_Required action_
Counting the line with "Computed geometry: GFN2-xTB, gas phase." as the last one, copy out the lines of the data exactly from the first onward.

_Material supplied_
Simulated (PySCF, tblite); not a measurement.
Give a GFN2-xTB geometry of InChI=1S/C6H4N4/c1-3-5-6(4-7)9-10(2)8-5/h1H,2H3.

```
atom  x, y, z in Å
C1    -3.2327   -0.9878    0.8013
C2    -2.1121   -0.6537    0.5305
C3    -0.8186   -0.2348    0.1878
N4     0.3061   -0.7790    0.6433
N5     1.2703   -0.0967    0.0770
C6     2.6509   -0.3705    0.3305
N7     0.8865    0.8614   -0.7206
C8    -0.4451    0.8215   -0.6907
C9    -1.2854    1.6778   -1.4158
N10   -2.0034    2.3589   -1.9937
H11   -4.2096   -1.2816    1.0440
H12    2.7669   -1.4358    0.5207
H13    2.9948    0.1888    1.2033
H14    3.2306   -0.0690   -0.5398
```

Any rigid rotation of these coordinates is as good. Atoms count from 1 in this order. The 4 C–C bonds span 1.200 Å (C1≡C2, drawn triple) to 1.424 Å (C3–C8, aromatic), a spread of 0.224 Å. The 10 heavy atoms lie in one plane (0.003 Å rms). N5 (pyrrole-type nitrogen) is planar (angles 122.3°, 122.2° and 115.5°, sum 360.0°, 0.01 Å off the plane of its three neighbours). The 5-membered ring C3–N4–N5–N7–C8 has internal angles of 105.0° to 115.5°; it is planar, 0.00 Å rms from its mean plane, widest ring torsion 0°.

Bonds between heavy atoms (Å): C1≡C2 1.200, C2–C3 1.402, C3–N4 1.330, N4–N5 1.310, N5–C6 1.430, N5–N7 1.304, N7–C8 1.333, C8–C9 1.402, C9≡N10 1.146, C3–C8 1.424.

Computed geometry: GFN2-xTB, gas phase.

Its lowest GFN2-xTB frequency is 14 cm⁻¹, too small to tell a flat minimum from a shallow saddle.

_Answer space_
Simulated (PySCF, tblite); not a measurement.
Give a GFN2-xTB geometry of InChI=1S/C6H4N4/c1-3-5-6(4-7)9-10(2)8-5/h1H,2H3.

```
atom  x, y, z in Å
C1    -3.2327   -0.9878    0.8013
C2    -2.1121   -0.6537    0.5305
C3    -0.8186   -0.2348    0.1878
N4     0.3061   -0.7790    0.6433
N5     1.2703   -0.0967    0.0770
C6     2.6509   -0.3705    0.3305
N7     0.8865    0.8614   -0.7206
C8    -0.4451    0.8215   -0.6907
C9    -1.2854    1.6778   -1.4158
N10   -2.0034    2.3589   -1.9937
H11   -4.2096   -1.2816    1.0440
H12    2.7669   -1.4358    0.5207
H13    2.9948    0.1888    1.2033
H14    3.2306   -0.0690   -0.5398
```

Any rigid rotation of these coordinates is as good. Atoms count from 1 in this order. The 4 C–C bonds span 1.200 Å (C1≡C2, drawn triple) to 1.424 Å (C3–C8, aromatic), a spread of 0.224 Å. The 10 heavy atoms lie in one plane (0.003 Å rms). N5 (pyrrole-type nitrogen) is planar (angles 122.3°, 122.2° and 115.5°, sum 360.0°, 0.01 Å off the plane of its three neighbours). The 5-membered ring C3–N4–N5–N7–C8 has internal angles of 105.0° to 115.5°; it is planar, 0.00 Å rms from its mean plane, widest ring torsion 0°.

Bonds between heavy atoms (Å): C1≡C2 1.200, C2–C3 1.402, C3–N4 1.330, N4–N5 1.310, N5–C6 1.430, N5–N7 1.304, N7–C8 1.333, C8–C9 1.402, C9≡N10 1.146, C3–C8 1.424.

Computed geometry: GFN2-xTB, gas phase.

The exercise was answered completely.